• Input data:
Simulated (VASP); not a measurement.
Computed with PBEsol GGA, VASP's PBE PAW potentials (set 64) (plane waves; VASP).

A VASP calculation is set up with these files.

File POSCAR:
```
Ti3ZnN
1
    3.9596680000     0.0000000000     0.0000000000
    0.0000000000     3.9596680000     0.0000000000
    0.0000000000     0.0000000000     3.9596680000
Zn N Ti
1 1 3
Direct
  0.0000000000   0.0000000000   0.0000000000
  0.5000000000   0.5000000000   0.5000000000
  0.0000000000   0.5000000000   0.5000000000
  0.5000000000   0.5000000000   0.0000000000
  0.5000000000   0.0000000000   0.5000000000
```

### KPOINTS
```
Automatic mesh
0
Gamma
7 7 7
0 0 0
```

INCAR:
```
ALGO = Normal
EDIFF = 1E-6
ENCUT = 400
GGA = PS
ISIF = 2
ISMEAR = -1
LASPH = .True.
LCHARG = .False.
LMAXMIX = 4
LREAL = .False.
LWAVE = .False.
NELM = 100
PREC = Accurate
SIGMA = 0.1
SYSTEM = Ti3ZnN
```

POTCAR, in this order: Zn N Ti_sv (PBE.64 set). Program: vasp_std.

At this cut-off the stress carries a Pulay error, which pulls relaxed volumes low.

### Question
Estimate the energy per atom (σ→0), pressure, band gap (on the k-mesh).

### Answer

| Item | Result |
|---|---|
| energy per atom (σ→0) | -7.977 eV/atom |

• Work order:
Your answer should be exactly the lines of the data above, from the first through the line containing "At this cut-off".

• Response box:
Simulated (VASP); not a measurement.
Computed with PBEsol GGA, VASP's PBE PAW potentials (set 64) (plane waves; VASP).

A VASP calculation is set up with these files.

File POSCAR:
```
Ti3ZnN
1
    3.9596680000     0.0000000000     0.0000000000
    0.0000000000     3.9596680000     0.0000000000
    0.0000000000     0.0000000000     3.9596680000
Zn N Ti
1 1 3
Direct
  0.0000000000   0.0000000000   0.0000000000
  0.5000000000   0.5000000000   0.5000000000
  0.0000000000   0.5000000000   0.5000000000
  0.5000000000   0.5000000000   0.0000000000
  0.5000000000   0.0000000000   0.5000000000
```

### KPOINTS
```
Automatic mesh
0
Gamma
7 7 7
0 0 0
```

INCAR:
```
ALGO = Normal
EDIFF = 1E-6
ENCUT = 400
GGA = PS
ISIF = 2
ISMEAR = -1
LASPH = .True.
LCHARG = .False.
LMAXMIX = 4
LREAL = .False.
LWAVE = .False.
NELM = 100
PREC = Accurate
SIGMA = 0.1
SYSTEM = Ti3ZnN
```

POTCAR, in this order: Zn N Ti_sv (PBE.64 set). Program: vasp_std.

At this cut-off the stress carries a Pulay error, which pulls relaxed volumes low.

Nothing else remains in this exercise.